▶ DATA SHOWN
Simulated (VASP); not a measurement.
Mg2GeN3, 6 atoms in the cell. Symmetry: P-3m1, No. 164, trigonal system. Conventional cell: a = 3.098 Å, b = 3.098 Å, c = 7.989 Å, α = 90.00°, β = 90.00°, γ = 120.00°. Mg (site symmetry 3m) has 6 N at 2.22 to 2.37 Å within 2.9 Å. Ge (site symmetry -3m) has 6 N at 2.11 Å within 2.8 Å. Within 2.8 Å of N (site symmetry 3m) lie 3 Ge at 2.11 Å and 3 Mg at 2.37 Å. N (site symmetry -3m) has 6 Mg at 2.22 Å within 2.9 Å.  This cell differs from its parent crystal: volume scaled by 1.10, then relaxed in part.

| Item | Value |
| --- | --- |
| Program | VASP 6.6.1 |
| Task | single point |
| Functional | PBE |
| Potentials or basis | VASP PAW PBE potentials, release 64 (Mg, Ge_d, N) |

▶ TASK ITEM
The line containing "Functional | PBE |" marks the end: copy exactly every line from the top of the data above down to it, that line included.

▶ RESPONSE AREA
Simulated (VASP); not a measurement.
Mg2GeN3, 6 atoms in the cell. Symmetry: P-3m1, No. 164, trigonal system. Conventional cell: a = 3.098 Å, b = 3.098 Å, c = 7.989 Å, α = 90.00°, β = 90.00°, γ = 120.00°. Mg (site symmetry 3m) has 6 N at 2.22 to 2.37 Å within 2.9 Å. Ge (site symmetry -3m) has 6 N at 2.11 Å within 2.8 Å. Within 2.8 Å of N (site symmetry 3m) lie 3 Ge at 2.11 Å and 3 Mg at 2.37 Å. N (site symmetry -3m) has 6 Mg at 2.22 Å within 2.9 Å.  This cell differs from its parent crystal: volume scaled by 1.10, then relaxed in part.

| Item | Value |
| --- | --- |
| Program | VASP 6.6.1 |
| Task | single point |
| Functional | PBE |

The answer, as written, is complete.